--- DATA UNDER STUDY Enclosed Below ---

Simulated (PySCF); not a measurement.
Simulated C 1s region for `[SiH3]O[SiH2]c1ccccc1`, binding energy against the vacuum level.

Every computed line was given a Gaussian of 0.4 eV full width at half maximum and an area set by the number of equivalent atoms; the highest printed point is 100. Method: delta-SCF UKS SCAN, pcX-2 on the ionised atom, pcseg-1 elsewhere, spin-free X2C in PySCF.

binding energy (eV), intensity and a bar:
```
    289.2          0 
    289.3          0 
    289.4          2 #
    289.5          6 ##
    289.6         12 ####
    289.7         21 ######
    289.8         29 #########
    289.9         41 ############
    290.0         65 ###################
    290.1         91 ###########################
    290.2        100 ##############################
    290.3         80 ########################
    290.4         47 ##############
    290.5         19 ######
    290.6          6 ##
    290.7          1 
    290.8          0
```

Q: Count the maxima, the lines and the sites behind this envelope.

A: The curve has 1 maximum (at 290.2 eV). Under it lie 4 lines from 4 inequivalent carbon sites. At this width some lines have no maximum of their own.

--- End of Enclosed DATA UNDER STUDY ---

§ ASSIGNMENT
Beginning at the line with "Simulated C 1s" and ending at the line with "Q: Count the", reproduce each line of the data above exactly, and add no other lines.

§ SOLUTION
Simulated C 1s region for `[SiH3]O[SiH2]c1ccccc1`, binding energy against the vacuum level.

Every computed line was given a Gaussian of 0.4 eV full width at half maximum and an area set by the number of equivalent atoms; the highest printed point is 100. Method: delta-SCF UKS SCAN, pcX-2 on the ionised atom, pcseg-1 elsewhere, spin-free X2C in PySCF.

binding energy (eV), intensity and a bar:
```
    289.2          0 
    289.3          0 
    289.4          2 #
    289.5          6 ##
    289.6         12 ####
    289.7         21 ######
    289.8         29 #########
    289.9         41 ############
    290.0         65 ###################
    290.1         91 ###########################
    290.2        100 ##############################
    290.3         80 ########################
    290.4         47 ##############
    290.5         19 ######
    290.6          6 ##
    290.7          1 
    290.8          0
```

Q: Count the maxima, the lines and the sites behind this envelope.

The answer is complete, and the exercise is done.